══════════════════════════════

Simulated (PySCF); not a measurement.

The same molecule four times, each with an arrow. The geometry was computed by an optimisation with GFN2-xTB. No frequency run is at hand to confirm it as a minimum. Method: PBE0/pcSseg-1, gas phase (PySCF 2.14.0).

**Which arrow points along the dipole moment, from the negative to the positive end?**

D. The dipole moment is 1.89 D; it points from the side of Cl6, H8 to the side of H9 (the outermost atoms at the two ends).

══════════════════════════════

| WORK ITEM |
Out of the data above, give again only the lines starting at the one holding "The same molecule" and ending at the one holding "the positive end?**", unchanged.

| ANSWER BOX |
The same molecule four times, each with an arrow. The geometry was computed by an optimisation with GFN2-xTB. No frequency run is at hand to confirm it as a minimum. Method: PBE0/pcSseg-1, gas phase (PySCF 2.14.0).

**Which arrow points along the dipole moment, from the negative to the positive end?**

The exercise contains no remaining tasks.